# # # # #
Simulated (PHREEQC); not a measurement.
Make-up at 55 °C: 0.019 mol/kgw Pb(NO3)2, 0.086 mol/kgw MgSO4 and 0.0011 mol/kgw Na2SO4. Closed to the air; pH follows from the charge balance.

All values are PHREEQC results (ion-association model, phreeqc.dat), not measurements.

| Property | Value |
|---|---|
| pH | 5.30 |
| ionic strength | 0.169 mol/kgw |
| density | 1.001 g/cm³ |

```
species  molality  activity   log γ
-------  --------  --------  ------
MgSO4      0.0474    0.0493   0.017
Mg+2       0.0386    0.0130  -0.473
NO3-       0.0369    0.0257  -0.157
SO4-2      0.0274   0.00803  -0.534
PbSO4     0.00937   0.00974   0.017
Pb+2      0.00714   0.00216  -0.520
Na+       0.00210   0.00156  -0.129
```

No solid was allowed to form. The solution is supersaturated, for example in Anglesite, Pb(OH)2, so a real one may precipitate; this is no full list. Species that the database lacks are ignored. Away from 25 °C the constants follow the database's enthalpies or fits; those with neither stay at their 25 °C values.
# # # # #

**Requirement**
Give the data again, exactly.

**Task result**
Simulated (PHREEQC); not a measurement.
Make-up at 55 °C: 0.019 mol/kgw Pb(NO3)2, 0.086 mol/kgw MgSO4 and 0.0011 mol/kgw Na2SO4. Closed to the air; pH follows from the charge balance.

All values are PHREEQC results (ion-association model, phreeqc.dat), not measurements.

| Property | Value |
|---|---|
| pH | 5.30 |
| ionic strength | 0.169 mol/kgw |
| density | 1.001 g/cm³ |

```
species  molality  activity   log γ
-------  --------  --------  ------
MgSO4      0.0474    0.0493   0.017
Mg+2       0.0386    0.0130  -0.473
NO3-       0.0369    0.0257  -0.157
SO4-2      0.0274   0.00803  -0.534
PbSO4     0.00937   0.00974   0.017
Pb+2      0.00714   0.00216  -0.520
Na+       0.00210   0.00156  -0.129
```

No solid was allowed to form. The solution is supersaturated, for example in Anglesite, Pb(OH)2, so a real one may precipitate; this is no full list. Species that the database lacks are ignored. Away from 25 °C the constants follow the database's enthalpies or fits; those with neither stay at their 25 °C values.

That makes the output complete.